####################
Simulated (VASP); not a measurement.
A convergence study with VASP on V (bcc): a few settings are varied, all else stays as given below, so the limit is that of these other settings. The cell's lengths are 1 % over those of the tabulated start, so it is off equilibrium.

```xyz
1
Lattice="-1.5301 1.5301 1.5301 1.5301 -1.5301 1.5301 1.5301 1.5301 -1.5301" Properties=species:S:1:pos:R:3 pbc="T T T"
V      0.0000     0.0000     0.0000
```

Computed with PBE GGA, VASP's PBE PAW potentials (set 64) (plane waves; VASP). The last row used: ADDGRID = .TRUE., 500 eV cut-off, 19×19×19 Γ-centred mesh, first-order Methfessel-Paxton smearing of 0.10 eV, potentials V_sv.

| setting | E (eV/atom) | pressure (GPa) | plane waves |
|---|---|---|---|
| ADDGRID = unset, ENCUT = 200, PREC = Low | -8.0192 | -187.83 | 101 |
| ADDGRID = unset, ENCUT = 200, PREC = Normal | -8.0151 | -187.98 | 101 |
####################

_Brief_: Retype the records above from the very first line down to the line with "-187.83 | 101 |", keeping both of those lines. Include nothing beyond them.

_Task output_:
Simulated (VASP); not a measurement.
A convergence study with VASP on V (bcc): a few settings are varied, all else stays as given below, so the limit is that of these other settings. The cell's lengths are 1 % over those of the tabulated start, so it is off equilibrium.

```xyz
1
Lattice="-1.5301 1.5301 1.5301 1.5301 -1.5301 1.5301 1.5301 1.5301 -1.5301" Properties=species:S:1:pos:R:3 pbc="T T T"
V      0.0000     0.0000     0.0000
```

Computed with PBE GGA, VASP's PBE PAW potentials (set 64) (plane waves; VASP). The last row used: ADDGRID = .TRUE., 500 eV cut-off, 19×19×19 Γ-centred mesh, first-order Methfessel-Paxton smearing of 0.10 eV, potentials V_sv.

| setting | E (eV/atom) | pressure (GPa) | plane waves |
|---|---|---|---|
| ADDGRID = unset, ENCUT = 200, PREC = Low | -8.0192 | -187.83 | 101 |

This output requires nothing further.